# ASSIGNMENT
Every line in the data below from the one containing "Isomers of C4H8." down to the one containing "Answer: A (0.0), B", both included, must be retyped exactly; no other line is to appear.

====== AVAILABLE DATA ======

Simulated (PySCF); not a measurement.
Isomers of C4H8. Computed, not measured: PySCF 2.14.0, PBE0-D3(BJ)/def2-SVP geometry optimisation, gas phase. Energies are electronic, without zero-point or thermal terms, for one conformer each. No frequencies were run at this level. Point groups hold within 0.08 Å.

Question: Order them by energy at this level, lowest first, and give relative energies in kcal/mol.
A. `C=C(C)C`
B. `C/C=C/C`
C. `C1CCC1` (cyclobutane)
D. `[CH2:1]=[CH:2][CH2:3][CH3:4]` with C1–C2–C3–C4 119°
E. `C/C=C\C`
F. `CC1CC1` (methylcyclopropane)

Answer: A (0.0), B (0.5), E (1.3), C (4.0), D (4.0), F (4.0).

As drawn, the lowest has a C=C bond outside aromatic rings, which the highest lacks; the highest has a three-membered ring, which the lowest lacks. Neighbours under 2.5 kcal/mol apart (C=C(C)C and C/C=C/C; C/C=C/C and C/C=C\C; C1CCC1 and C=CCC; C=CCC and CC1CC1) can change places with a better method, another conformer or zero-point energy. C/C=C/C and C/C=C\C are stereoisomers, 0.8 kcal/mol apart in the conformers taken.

======

# REPLY
Isomers of C4H8. Computed, not measured: PySCF 2.14.0, PBE0-D3(BJ)/def2-SVP geometry optimisation, gas phase. Energies are electronic, without zero-point or thermal terms, for one conformer each. No frequencies were run at this level. Point groups hold within 0.08 Å.

Question: Order them by energy at this level, lowest first, and give relative energies in kcal/mol.
A. `C=C(C)C`
B. `C/C=C/C`
C. `C1CCC1` (cyclobutane)
D. `[CH2:1]=[CH:2][CH2:3][CH3:4]` with C1–C2–C3–C4 119°
E. `C/C=C\C`
F. `CC1CC1` (methylcyclopropane)

Answer: A (0.0), B (0.5), E (1.3), C (4.0), D (4.0), F (4.0).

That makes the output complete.